Data extract Block Start
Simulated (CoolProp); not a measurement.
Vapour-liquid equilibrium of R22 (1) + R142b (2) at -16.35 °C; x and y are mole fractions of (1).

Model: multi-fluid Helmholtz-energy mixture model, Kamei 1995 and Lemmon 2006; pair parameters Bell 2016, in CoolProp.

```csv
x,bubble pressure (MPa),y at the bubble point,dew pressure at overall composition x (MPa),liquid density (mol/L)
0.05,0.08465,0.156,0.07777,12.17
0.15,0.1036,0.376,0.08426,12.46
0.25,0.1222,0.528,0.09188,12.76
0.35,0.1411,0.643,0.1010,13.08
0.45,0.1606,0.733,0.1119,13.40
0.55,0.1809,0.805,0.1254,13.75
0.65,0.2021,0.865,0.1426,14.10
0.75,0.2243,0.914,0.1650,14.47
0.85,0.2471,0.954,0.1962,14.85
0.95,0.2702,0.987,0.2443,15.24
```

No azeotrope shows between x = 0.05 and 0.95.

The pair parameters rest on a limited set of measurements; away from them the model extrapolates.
Data extract Block End

Assigned task: All of the material above needs repeating. Keep it exact.

Answer section:
Simulated (CoolProp); not a measurement.
Vapour-liquid equilibrium of R22 (1) + R142b (2) at -16.35 °C; x and y are mole fractions of (1).

Model: multi-fluid Helmholtz-energy mixture model, Kamei 1995 and Lemmon 2006; pair parameters Bell 2016, in CoolProp.

```csv
x,bubble pressure (MPa),y at the bubble point,dew pressure at overall composition x (MPa),liquid density (mol/L)
0.05,0.08465,0.156,0.07777,12.17
0.15,0.1036,0.376,0.08426,12.46
0.25,0.1222,0.528,0.09188,12.76
0.35,0.1411,0.643,0.1010,13.08
0.45,0.1606,0.733,0.1119,13.40
0.55,0.1809,0.805,0.1254,13.75
0.65,0.2021,0.865,0.1426,14.10
0.75,0.2243,0.914,0.1650,14.47
0.85,0.2471,0.954,0.1962,14.85
0.95,0.2702,0.987,0.2443,15.24
```

No azeotrope shows between x = 0.05 and 0.95.

The pair parameters rest on a limited set of measurements; away from them the model extrapolates.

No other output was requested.